*** Opening Provided information ***

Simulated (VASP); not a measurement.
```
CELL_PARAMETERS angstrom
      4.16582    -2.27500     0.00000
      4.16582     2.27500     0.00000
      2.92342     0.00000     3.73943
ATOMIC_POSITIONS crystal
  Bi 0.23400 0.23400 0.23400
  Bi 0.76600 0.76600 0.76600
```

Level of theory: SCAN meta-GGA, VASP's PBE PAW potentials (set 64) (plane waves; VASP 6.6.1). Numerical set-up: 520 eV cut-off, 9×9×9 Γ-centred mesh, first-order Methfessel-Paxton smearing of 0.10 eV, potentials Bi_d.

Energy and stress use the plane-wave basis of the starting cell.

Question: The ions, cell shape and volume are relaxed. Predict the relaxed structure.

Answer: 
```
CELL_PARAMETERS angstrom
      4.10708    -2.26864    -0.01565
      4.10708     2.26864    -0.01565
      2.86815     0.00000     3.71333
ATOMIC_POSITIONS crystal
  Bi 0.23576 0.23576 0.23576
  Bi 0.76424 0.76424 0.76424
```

*** Closing Provided information ***

_Action item_. Each of the records should be written out again, exactly as it reads.

_Answer area_.
Simulated (VASP); not a measurement.
```
CELL_PARAMETERS angstrom
      4.16582    -2.27500     0.00000
      4.16582     2.27500     0.00000
      2.92342     0.00000     3.73943
ATOMIC_POSITIONS crystal
  Bi 0.23400 0.23400 0.23400
  Bi 0.76600 0.76600 0.76600
```

Level of theory: SCAN meta-GGA, VASP's PBE PAW potentials (set 64) (plane waves; VASP 6.6.1). Numerical set-up: 520 eV cut-off, 9×9×9 Γ-centred mesh, first-order Methfessel-Paxton smearing of 0.10 eV, potentials Bi_d.

Energy and stress use the plane-wave basis of the starting cell.

Question: The ions, cell shape and volume are relaxed. Predict the relaxed structure.

Answer: 
```
CELL_PARAMETERS angstrom
      4.10708    -2.26864    -0.01565
      4.10708     2.26864    -0.01565
      2.86815     0.00000     3.71333
ATOMIC_POSITIONS crystal
  Bi 0.23576 0.23576 0.23576
  Bi 0.76424 0.76424 0.76424
```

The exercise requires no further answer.